* _SOURCE DATA_:
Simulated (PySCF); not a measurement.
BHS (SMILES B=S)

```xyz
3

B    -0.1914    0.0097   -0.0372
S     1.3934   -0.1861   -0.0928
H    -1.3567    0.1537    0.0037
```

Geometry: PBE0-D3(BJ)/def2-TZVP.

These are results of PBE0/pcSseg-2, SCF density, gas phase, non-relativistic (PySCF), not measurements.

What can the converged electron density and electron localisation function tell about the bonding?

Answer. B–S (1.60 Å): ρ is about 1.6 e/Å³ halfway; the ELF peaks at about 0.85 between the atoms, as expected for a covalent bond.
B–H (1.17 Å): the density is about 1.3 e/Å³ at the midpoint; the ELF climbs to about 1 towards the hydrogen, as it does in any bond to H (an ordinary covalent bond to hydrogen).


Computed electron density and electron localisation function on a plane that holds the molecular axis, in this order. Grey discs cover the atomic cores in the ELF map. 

* _ACTIVITY_:
Print every record above once more, exactly as written.

* _RESULT_:
Simulated (PySCF); not a measurement.
BHS (SMILES B=S)

```xyz
3

B    -0.1914    0.0097   -0.0372
S     1.3934   -0.1861   -0.0928
H    -1.3567    0.1537    0.0037
```

Geometry: PBE0-D3(BJ)/def2-TZVP.

These are results of PBE0/pcSseg-2, SCF density, gas phase, non-relativistic (PySCF), not measurements.

What can the converged electron density and electron localisation function tell about the bonding?

Answer. B–S (1.60 Å): ρ is about 1.6 e/Å³ halfway; the ELF peaks at about 0.85 between the atoms, as expected for a covalent bond.
B–H (1.17 Å): the density is about 1.3 e/Å³ at the midpoint; the ELF climbs to about 1 towards the hydrogen, as it does in any bond to H (an ordinary covalent bond to hydrogen).


Computed electron density and electron localisation function on a plane that holds the molecular axis, in this order. Grey discs cover the atomic cores in the ELF map. 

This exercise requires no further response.